_WORK ITEM:_ A faithful copy of the whole listing is required.

• • •
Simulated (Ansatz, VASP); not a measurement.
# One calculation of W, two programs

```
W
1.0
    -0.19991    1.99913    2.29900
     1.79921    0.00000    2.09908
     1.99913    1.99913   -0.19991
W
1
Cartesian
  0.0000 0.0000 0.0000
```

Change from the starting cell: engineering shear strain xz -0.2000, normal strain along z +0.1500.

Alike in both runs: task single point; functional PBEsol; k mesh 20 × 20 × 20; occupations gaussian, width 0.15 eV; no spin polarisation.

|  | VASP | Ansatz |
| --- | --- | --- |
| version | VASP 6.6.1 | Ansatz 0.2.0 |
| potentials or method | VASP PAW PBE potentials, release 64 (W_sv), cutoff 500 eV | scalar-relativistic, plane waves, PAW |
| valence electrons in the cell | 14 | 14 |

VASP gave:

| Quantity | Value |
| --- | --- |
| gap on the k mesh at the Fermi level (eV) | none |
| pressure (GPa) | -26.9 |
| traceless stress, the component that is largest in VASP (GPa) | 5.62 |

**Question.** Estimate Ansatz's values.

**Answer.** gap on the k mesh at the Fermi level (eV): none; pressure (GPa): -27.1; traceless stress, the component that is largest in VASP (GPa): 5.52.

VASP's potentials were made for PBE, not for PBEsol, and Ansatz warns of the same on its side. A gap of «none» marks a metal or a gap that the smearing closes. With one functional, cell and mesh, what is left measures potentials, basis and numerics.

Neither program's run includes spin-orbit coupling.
• • •

_TASK ANSWER:_
Simulated (Ansatz, VASP); not a measurement.
# One calculation of W, two programs

```
W
1.0
    -0.19991    1.99913    2.29900
     1.79921    0.00000    2.09908
     1.99913    1.99913   -0.19991
W
1
Cartesian
  0.0000 0.0000 0.0000
```

Change from the starting cell: engineering shear strain xz -0.2000, normal strain along z +0.1500.

Alike in both runs: task single point; functional PBEsol; k mesh 20 × 20 × 20; occupations gaussian, width 0.15 eV; no spin polarisation.

|  | VASP | Ansatz |
| --- | --- | --- |
| version | VASP 6.6.1 | Ansatz 0.2.0 |
| potentials or method | VASP PAW PBE potentials, release 64 (W_sv), cutoff 500 eV | scalar-relativistic, plane waves, PAW |
| valence electrons in the cell | 14 | 14 |

VASP gave:

| Quantity | Value |
| --- | --- |
| gap on the k mesh at the Fermi level (eV) | none |
| pressure (GPa) | -26.9 |
| traceless stress, the component that is largest in VASP (GPa) | 5.62 |

**Question.** Estimate Ansatz's values.

**Answer.** gap on the k mesh at the Fermi level (eV): none; pressure (GPa): -27.1; traceless stress, the component that is largest in VASP (GPa): 5.52.

VASP's potentials were made for PBE, not for PBEsol, and Ansatz warns of the same on its side. A gap of «none» marks a metal or a gap that the smearing closes. With one functional, cell and mesh, what is left measures potentials, basis and numerics.

Neither program's run includes spin-orbit coupling.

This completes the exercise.